*** Begin section ***
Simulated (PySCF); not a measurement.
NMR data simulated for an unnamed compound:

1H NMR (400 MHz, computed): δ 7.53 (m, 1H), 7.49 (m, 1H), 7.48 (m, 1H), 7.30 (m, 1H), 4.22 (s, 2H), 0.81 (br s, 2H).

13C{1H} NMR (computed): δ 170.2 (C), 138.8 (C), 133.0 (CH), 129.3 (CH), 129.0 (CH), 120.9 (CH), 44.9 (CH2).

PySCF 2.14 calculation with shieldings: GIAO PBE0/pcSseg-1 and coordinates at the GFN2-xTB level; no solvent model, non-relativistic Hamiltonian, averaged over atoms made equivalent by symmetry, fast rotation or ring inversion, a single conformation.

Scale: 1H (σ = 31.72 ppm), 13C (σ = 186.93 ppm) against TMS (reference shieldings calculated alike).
*** End section ***

Restate each record exactly as written.

Simulated (PySCF); not a measurement.
NMR data simulated for an unnamed compound:

1H NMR (400 MHz, computed): δ 7.53 (m, 1H), 7.49 (m, 1H), 7.48 (m, 1H), 7.30 (m, 1H), 4.22 (s, 2H), 0.81 (br s, 2H).

13C{1H} NMR (computed): δ 170.2 (C), 138.8 (C), 133.0 (CH), 129.3 (CH), 129.0 (CH), 120.9 (CH), 44.9 (CH2).

PySCF 2.14 calculation with shieldings: GIAO PBE0/pcSseg-1 and coordinates at the GFN2-xTB level; no solvent model, non-relativistic Hamiltonian, averaged over atoms made equivalent by symmetry, fast rotation or ring inversion, a single conformation.

Scale: 1H (σ = 31.72 ppm), 13C (σ = 186.93 ppm) against TMS (reference shieldings calculated alike).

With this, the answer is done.